* Assigned task *
How do the lines below between the ones holding "Standard-state values (1" and "Problem. Between 2200", inclusive, read? Give them again exactly, with no other lines.

- - - - - - -

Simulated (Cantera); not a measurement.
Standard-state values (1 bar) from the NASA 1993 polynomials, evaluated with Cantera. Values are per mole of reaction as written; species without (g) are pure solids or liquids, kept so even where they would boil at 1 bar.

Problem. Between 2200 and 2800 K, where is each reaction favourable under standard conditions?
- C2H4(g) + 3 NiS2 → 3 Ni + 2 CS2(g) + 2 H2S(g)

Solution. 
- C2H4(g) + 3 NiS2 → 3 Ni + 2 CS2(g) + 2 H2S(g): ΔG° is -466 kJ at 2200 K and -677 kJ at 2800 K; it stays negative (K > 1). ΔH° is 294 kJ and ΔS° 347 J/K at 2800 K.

- - - - - - -

* Task response *
Standard-state values (1 bar) from the NASA 1993 polynomials, evaluated with Cantera. Values are per mole of reaction as written; species without (g) are pure solids or liquids, kept so even where they would boil at 1 bar.

Problem. Between 2200 and 2800 K, where is each reaction favourable under standard conditions?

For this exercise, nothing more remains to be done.